• **WORK TASK**
Look through the material below and copy exactly the lines from the line with "## Li3OF (Pm-3m): phonons by linear response" to the line with "## (1) Starting point", those two lines included.

• **LISTED ENTRIES**
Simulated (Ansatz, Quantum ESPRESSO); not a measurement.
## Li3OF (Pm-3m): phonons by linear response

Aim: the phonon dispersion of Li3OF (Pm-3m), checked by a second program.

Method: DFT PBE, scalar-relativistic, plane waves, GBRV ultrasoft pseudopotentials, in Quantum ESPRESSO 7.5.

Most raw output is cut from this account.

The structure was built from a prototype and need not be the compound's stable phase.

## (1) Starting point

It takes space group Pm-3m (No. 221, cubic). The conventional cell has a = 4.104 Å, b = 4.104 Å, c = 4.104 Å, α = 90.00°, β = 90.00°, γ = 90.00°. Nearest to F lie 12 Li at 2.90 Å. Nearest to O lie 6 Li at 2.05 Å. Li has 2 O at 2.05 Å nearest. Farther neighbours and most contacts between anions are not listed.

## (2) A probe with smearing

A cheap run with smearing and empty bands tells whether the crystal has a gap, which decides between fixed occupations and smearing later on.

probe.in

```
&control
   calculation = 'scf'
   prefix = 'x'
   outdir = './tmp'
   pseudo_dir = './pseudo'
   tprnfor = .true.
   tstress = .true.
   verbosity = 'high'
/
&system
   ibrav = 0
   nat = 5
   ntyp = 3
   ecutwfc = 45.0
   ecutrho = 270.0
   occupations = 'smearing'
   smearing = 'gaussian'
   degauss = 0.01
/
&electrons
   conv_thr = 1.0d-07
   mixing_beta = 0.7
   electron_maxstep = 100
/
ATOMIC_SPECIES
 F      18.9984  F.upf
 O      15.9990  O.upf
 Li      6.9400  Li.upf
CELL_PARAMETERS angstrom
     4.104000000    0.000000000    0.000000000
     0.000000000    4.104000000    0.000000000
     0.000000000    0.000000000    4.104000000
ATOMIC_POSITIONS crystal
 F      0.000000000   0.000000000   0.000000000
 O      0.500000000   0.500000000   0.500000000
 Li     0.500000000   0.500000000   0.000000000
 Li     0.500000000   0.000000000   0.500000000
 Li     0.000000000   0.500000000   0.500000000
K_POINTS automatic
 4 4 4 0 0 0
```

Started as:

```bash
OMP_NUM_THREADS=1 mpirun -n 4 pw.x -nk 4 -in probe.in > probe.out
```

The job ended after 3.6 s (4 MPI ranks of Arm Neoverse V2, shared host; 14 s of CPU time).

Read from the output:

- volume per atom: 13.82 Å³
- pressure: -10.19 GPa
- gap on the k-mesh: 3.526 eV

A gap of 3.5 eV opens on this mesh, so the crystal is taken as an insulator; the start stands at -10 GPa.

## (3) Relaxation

• **ANSWER BOX**
## Li3OF (Pm-3m): phonons by linear response

Aim: the phonon dispersion of Li3OF (Pm-3m), checked by a second program.

Method: DFT PBE, scalar-relativistic, plane waves, GBRV ultrasoft pseudopotentials, in Quantum ESPRESSO 7.5.

Most raw output is cut from this account.

The structure was built from a prototype and need not be the compound's stable phase.

## (1) Starting point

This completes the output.